▸ Exercise
Please repeat the records exactly from their first line, finishing at the line containing "Ni +1.56 μB." and including it.

▸ Information shown
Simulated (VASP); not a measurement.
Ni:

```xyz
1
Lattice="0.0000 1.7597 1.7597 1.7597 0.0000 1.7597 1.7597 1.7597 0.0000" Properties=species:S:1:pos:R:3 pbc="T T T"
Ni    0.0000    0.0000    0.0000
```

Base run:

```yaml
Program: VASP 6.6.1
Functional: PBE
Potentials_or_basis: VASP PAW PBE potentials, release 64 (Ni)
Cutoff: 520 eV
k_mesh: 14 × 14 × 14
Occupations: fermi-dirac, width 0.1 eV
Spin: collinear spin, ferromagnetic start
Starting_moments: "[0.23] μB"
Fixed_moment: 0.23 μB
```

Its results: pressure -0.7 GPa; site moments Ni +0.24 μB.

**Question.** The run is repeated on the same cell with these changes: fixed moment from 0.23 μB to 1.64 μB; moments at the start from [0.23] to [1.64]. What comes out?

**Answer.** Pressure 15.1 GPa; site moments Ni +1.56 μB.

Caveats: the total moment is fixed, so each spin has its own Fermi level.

▸ Answer box
Simulated (VASP); not a measurement.
Ni:

```xyz
1
Lattice="0.0000 1.7597 1.7597 1.7597 0.0000 1.7597 1.7597 1.7597 0.0000" Properties=species:S:1:pos:R:3 pbc="T T T"
Ni    0.0000    0.0000    0.0000
```

Base run:

```yaml
Program: VASP 6.6.1
Functional: PBE
Potentials_or_basis: VASP PAW PBE potentials, release 64 (Ni)
Cutoff: 520 eV
k_mesh: 14 × 14 × 14
Occupations: fermi-dirac, width 0.1 eV
Spin: collinear spin, ferromagnetic start
Starting_moments: "[0.23] μB"
Fixed_moment: 0.23 μB
```

Its results: pressure -0.7 GPa; site moments Ni +0.24 μB.

**Question.** The run is repeated on the same cell with these changes: fixed moment from 0.23 μB to 1.64 μB; moments at the start from [0.23] to [1.64]. What comes out?

**Answer.** Pressure 15.1 GPa; site moments Ni +1.56 μB.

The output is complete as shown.